• _Exercise_
Write out the entries below exactly. End with the line that contains "Problem. The ions, cell".

• _Data supplied_
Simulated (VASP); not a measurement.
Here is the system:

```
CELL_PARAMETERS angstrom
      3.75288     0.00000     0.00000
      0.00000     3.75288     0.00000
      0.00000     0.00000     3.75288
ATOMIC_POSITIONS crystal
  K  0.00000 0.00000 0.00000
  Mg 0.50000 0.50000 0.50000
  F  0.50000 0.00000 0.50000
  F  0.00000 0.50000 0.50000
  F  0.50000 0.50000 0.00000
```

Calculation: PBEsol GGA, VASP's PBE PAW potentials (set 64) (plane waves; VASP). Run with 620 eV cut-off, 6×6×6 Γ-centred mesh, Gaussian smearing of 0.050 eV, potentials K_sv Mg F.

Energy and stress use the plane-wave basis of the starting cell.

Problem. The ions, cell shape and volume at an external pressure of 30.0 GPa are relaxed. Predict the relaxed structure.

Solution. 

• _Exercise output_
Simulated (VASP); not a measurement.
Here is the system:

```
CELL_PARAMETERS angstrom
      3.75288     0.00000     0.00000
      0.00000     3.75288     0.00000
      0.00000     0.00000     3.75288
ATOMIC_POSITIONS crystal
  K  0.00000 0.00000 0.00000
  Mg 0.50000 0.50000 0.50000
  F  0.50000 0.00000 0.50000
  F  0.00000 0.50000 0.50000
  F  0.50000 0.50000 0.00000
```

Calculation: PBEsol GGA, VASP's PBE PAW potentials (set 64) (plane waves; VASP). Run with 620 eV cut-off, 6×6×6 Γ-centred mesh, Gaussian smearing of 0.050 eV, potentials K_sv Mg F.

Energy and stress use the plane-wave basis of the starting cell.

Problem. The ions, cell shape and volume at an external pressure of 30.0 GPa are relaxed. Predict the relaxed structure.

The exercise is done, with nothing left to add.